Content starts
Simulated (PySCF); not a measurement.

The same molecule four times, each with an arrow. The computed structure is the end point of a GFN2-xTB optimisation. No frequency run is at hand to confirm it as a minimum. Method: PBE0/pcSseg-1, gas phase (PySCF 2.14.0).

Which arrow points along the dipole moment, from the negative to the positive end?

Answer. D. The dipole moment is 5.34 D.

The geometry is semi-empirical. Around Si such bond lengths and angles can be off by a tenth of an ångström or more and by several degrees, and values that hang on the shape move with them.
Content ends

**WORK INSTRUCTION:** What you return should be the lines from the beginning of the records through the one that contains "Answer. D. The dipole moment is 5.34 D.", repeated exactly and with no additions.

**EXERCISE SOLUTION:**
Simulated (PySCF); not a measurement.

The same molecule four times, each with an arrow. The computed structure is the end point of a GFN2-xTB optimisation. No frequency run is at hand to confirm it as a minimum. Method: PBE0/pcSseg-1, gas phase (PySCF 2.14.0).

Which arrow points along the dipole moment, from the negative to the positive end?

Answer. D. The dipole moment is 5.34 D.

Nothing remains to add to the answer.